**Requirement**:
Exactly the lines from the opening of the records through the line containing "### Question" should be copied, with both included.

◆ ◆ ◆ ◆

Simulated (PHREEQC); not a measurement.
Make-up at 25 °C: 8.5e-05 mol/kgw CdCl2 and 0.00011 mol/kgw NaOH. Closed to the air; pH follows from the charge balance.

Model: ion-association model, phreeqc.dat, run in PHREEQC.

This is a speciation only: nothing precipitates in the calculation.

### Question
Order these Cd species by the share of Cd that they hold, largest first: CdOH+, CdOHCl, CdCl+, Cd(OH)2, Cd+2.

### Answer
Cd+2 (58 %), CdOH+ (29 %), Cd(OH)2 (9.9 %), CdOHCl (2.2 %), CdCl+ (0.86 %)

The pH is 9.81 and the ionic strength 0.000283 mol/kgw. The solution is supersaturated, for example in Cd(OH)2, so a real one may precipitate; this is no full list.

◆ ◆ ◆ ◆

**Exercise solution**:
Simulated (PHREEQC); not a measurement.
Make-up at 25 °C: 8.5e-05 mol/kgw CdCl2 and 0.00011 mol/kgw NaOH. Closed to the air; pH follows from the charge balance.

Model: ion-association model, phreeqc.dat, run in PHREEQC.

This is a speciation only: nothing precipitates in the calculation.

### Question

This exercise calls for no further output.